Assigned task -> Each entry needs to be retyped exactly, with nothing added or dropped.

Extracted entries ->
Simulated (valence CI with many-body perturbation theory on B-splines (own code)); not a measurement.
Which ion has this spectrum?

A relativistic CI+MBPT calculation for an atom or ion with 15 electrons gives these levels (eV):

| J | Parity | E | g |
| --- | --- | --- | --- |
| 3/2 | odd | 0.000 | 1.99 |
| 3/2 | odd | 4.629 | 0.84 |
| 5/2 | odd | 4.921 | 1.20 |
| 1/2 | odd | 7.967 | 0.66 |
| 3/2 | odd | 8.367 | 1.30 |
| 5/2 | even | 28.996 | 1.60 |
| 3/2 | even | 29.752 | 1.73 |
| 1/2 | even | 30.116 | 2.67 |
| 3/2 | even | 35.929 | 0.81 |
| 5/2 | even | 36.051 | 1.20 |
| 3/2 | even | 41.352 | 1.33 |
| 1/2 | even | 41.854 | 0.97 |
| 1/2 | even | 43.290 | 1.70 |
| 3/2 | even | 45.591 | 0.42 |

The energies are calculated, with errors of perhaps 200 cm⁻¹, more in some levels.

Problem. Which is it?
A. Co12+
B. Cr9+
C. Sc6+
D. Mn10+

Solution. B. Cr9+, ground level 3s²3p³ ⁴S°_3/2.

Task result ->
Simulated (valence CI with many-body perturbation theory on B-splines (own code)); not a measurement.
Which ion has this spectrum?

A relativistic CI+MBPT calculation for an atom or ion with 15 electrons gives these levels (eV):

| J | Parity | E | g |
| --- | --- | --- | --- |
| 3/2 | odd | 0.000 | 1.99 |
| 3/2 | odd | 4.629 | 0.84 |
| 5/2 | odd | 4.921 | 1.20 |
| 1/2 | odd | 7.967 | 0.66 |
| 3/2 | odd | 8.367 | 1.30 |
| 5/2 | even | 28.996 | 1.60 |
| 3/2 | even | 29.752 | 1.73 |
| 1/2 | even | 30.116 | 2.67 |
| 3/2 | even | 35.929 | 0.81 |
| 5/2 | even | 36.051 | 1.20 |
| 3/2 | even | 41.352 | 1.33 |
| 1/2 | even | 41.854 | 0.97 |
| 1/2 | even | 43.290 | 1.70 |
| 3/2 | even | 45.591 | 0.42 |

The energies are calculated, with errors of perhaps 200 cm⁻¹, more in some levels.

Problem. Which is it?
A. Co12+
B. Cr9+
C. Sc6+
D. Mn10+

Solution. B. Cr9+, ground level 3s²3p³ ⁴S°_3/2.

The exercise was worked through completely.